### [Requirement]
Would you write out, word for word, each line of the records below from the top through the one holding "This phase was"?

Record extracts: Begin
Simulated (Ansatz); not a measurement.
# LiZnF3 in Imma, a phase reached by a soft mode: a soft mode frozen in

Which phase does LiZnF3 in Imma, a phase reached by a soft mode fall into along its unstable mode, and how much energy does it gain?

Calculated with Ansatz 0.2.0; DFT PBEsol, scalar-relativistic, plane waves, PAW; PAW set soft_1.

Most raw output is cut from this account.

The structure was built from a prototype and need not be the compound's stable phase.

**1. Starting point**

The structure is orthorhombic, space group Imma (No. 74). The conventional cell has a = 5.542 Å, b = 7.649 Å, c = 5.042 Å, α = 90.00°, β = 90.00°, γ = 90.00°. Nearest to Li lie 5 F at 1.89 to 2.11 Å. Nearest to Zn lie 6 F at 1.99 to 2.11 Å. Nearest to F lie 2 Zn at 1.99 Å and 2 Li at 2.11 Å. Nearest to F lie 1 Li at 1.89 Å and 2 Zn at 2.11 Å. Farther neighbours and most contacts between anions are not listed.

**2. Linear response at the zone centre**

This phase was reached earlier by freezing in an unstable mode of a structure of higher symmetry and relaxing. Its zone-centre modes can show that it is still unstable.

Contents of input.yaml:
Record extracts: End

### [Task answer]
Simulated (Ansatz); not a measurement.
# LiZnF3 in Imma, a phase reached by a soft mode: a soft mode frozen in

Which phase does LiZnF3 in Imma, a phase reached by a soft mode fall into along its unstable mode, and how much energy does it gain?

Calculated with Ansatz 0.2.0; DFT PBEsol, scalar-relativistic, plane waves, PAW; PAW set soft_1.

Most raw output is cut from this account.

The structure was built from a prototype and need not be the compound's stable phase.

**1. Starting point**

The structure is orthorhombic, space group Imma (No. 74). The conventional cell has a = 5.542 Å, b = 7.649 Å, c = 5.042 Å, α = 90.00°, β = 90.00°, γ = 90.00°. Nearest to Li lie 5 F at 1.89 to 2.11 Å. Nearest to Zn lie 6 F at 1.99 to 2.11 Å. Nearest to F lie 2 Zn at 1.99 Å and 2 Li at 2.11 Å. Nearest to F lie 1 Li at 1.89 Å and 2 Zn at 2.11 Å. Farther neighbours and most contacts between anions are not listed.

**2. Linear response at the zone centre**

This phase was reached earlier by freezing in an unstable mode of a structure of higher symmetry and relaxing. Its zone-centre modes can show that it is still unstable.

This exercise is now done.